-------

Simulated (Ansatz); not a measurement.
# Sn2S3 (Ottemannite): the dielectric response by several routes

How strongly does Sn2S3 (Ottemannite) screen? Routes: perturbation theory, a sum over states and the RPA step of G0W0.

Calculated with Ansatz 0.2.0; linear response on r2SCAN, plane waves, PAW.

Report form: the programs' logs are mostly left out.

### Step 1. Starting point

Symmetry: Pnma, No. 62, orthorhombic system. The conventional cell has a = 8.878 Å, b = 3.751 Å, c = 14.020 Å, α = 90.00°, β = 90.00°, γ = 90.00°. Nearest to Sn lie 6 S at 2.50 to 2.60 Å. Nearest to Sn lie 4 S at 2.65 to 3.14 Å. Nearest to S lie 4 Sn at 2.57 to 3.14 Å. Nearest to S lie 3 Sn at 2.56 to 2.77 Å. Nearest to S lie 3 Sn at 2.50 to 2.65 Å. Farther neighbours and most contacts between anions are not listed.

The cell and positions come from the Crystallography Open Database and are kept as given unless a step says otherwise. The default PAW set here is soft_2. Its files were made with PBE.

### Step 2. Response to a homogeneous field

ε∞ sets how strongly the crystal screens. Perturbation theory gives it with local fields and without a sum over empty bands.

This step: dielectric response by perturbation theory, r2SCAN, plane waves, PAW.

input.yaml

-------

■ **Assigned task**: Above this instruction are the records; retype exactly the lines from the one containing "Symmetry: Pnma, No." up to and including the one containing "This step: dielectric".

■ **Task solution**:
Symmetry: Pnma, No. 62, orthorhombic system. The conventional cell has a = 8.878 Å, b = 3.751 Å, c = 14.020 Å, α = 90.00°, β = 90.00°, γ = 90.00°. Nearest to Sn lie 6 S at 2.50 to 2.60 Å. Nearest to Sn lie 4 S at 2.65 to 3.14 Å. Nearest to S lie 4 Sn at 2.57 to 3.14 Å. Nearest to S lie 3 Sn at 2.56 to 2.77 Å. Nearest to S lie 3 Sn at 2.50 to 2.65 Å. Farther neighbours and most contacts between anions are not listed.

The cell and positions come from the Crystallography Open Database and are kept as given unless a step says otherwise. The default PAW set here is soft_2. Its files were made with PBE.

### Step 2. Response to a homogeneous field

ε∞ sets how strongly the crystal screens. Perturbation theory gives it with local fields and without a sum over empty bands.

This step: dielectric response by perturbation theory, r2SCAN, plane waves, PAW.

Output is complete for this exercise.